Provided records:
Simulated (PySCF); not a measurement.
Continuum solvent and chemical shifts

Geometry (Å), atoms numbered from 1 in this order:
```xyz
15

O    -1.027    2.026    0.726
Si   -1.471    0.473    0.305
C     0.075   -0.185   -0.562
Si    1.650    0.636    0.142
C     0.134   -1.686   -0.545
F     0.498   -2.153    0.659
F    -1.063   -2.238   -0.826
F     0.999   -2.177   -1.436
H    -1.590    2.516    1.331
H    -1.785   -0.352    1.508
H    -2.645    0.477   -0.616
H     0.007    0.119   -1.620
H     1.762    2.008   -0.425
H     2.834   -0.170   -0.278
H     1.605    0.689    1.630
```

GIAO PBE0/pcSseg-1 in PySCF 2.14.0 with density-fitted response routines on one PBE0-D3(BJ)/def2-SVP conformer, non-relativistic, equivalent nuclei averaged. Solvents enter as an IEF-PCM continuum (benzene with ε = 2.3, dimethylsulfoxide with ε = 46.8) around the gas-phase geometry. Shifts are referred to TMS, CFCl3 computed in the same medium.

Activity:
Starting at the top, retype every line of the material above exactly.

Answer area:
Simulated (PySCF); not a measurement.
Continuum solvent and chemical shifts

Geometry (Å), atoms numbered from 1 in this order:
```xyz
15

O    -1.027    2.026    0.726
Si   -1.471    0.473    0.305
C     0.075   -0.185   -0.562
Si    1.650    0.636    0.142
C     0.134   -1.686   -0.545
F     0.498   -2.153    0.659
F    -1.063   -2.238   -0.826
F     0.999   -2.177   -1.436
H    -1.590    2.516    1.331
H    -1.785   -0.352    1.508
H    -2.645    0.477   -0.616
H     0.007    0.119   -1.620
H     1.762    2.008   -0.425
H     2.834   -0.170   -0.278
H     1.605    0.689    1.630
```

GIAO PBE0/pcSseg-1 in PySCF 2.14.0 with density-fitted response routines on one PBE0-D3(BJ)/def2-SVP conformer, non-relativistic, equivalent nuclei averaged. Solvents enter as an IEF-PCM continuum (benzene with ε = 2.3, dimethylsulfoxide with ε = 46.8) around the gas-phase geometry. Shifts are referred to TMS, CFCl3 computed in the same medium.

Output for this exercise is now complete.